- _ASSIGNED TASK_: From the very first line down to the line containing "0.00 | 0.00 | 0.50 |", write out the material exactly as it appears, and no more.

- _GIVEN INFORMATION_:
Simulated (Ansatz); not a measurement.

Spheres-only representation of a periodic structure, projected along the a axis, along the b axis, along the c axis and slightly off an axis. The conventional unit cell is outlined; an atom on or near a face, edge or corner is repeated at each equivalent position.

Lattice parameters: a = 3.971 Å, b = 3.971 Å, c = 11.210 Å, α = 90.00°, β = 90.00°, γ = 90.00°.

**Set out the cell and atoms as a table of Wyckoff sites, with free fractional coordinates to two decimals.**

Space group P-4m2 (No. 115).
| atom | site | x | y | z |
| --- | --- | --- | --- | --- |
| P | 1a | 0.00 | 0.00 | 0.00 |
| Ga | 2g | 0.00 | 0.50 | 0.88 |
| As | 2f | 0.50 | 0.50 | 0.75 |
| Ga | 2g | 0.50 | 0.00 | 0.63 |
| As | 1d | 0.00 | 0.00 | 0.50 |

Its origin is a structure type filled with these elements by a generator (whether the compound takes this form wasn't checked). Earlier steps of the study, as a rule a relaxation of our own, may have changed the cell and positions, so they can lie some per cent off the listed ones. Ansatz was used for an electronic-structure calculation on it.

- _PROBLEM SOLUTION_:
Simulated (Ansatz); not a measurement.

Spheres-only representation of a periodic structure, projected along the a axis, along the b axis, along the c axis and slightly off an axis. The conventional unit cell is outlined; an atom on or near a face, edge or corner is repeated at each equivalent position.

Lattice parameters: a = 3.971 Å, b = 3.971 Å, c = 11.210 Å, α = 90.00°, β = 90.00°, γ = 90.00°.

**Set out the cell and atoms as a table of Wyckoff sites, with free fractional coordinates to two decimals.**

Space group P-4m2 (No. 115).
| atom | site | x | y | z |
| --- | --- | --- | --- | --- |
| P | 1a | 0.00 | 0.00 | 0.00 |
| Ga | 2g | 0.00 | 0.50 | 0.88 |
| As | 2f | 0.50 | 0.50 | 0.75 |
| Ga | 2g | 0.50 | 0.00 | 0.63 |
| As | 1d | 0.00 | 0.00 | 0.50 |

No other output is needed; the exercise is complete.